▶ [SOURCE INFORMATION]:
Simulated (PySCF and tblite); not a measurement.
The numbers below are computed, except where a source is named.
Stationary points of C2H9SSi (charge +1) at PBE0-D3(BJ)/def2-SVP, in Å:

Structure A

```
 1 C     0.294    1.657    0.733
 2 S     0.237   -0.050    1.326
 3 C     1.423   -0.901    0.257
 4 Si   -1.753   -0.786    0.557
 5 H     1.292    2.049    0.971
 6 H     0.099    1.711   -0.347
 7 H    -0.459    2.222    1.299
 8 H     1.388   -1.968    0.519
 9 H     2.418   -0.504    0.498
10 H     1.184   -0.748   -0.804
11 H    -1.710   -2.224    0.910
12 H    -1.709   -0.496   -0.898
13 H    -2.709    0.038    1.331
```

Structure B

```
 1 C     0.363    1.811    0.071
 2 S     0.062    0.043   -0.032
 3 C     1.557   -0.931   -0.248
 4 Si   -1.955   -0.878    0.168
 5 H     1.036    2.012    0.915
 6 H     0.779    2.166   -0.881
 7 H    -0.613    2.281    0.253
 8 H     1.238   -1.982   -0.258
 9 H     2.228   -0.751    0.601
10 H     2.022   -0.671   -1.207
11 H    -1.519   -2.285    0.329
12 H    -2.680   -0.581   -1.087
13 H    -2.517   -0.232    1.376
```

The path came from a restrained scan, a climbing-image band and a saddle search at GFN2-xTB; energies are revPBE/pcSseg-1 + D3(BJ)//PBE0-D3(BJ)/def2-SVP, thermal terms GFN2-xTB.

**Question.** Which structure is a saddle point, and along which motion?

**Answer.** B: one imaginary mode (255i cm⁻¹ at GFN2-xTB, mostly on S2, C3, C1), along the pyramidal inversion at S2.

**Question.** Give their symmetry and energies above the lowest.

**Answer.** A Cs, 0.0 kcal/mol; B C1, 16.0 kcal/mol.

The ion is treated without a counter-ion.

▶ [TASK ITEM]: All lines in the listing above between the line with "above the lowest." and the line with "C1, 16.0 kcal/mol.", inclusive, should be set down exactly, and no line outside that range.

▶ [EXERCISE OUTPUT]:
**Question.** Give their symmetry and energies above the lowest.

**Answer.** A Cs, 0.0 kcal/mol; B C1, 16.0 kcal/mol.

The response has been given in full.